REQUIRED ACTION
In the listing below, find the line holding "Aim: how closely" and the line holding "### Step 1. Starting point". Write out those two lines and all lines between, exactly, and nothing more.

────────

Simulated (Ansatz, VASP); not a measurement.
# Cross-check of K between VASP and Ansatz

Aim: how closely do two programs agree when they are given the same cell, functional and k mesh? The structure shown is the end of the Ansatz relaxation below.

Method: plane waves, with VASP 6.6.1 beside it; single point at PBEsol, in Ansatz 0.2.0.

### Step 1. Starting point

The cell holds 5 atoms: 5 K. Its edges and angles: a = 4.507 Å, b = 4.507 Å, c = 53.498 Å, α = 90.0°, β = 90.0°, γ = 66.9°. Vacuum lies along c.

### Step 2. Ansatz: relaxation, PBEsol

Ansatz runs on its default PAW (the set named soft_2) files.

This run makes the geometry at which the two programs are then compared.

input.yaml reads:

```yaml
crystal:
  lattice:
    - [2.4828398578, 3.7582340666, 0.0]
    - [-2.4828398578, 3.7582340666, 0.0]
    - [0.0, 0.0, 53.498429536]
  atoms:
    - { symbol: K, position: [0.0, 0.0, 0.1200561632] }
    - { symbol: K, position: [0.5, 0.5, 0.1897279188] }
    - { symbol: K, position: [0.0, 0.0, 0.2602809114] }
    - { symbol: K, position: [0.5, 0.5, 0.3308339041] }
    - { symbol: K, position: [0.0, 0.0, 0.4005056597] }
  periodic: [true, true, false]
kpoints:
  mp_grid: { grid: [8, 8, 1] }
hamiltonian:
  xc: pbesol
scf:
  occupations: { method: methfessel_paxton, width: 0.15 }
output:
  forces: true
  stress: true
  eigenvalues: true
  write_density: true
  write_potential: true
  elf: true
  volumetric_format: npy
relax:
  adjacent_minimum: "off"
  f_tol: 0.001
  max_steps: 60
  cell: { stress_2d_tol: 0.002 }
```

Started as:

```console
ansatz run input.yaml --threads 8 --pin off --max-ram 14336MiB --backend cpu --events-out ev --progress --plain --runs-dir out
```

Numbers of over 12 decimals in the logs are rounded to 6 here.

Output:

────────

RESPONSE BOX
Aim: how closely do two programs agree when they are given the same cell, functional and k mesh? The structure shown is the end of the Ansatz relaxation below.

Method: plane waves, with VASP 6.6.1 beside it; single point at PBEsol, in Ansatz 0.2.0.

### Step 1. Starting point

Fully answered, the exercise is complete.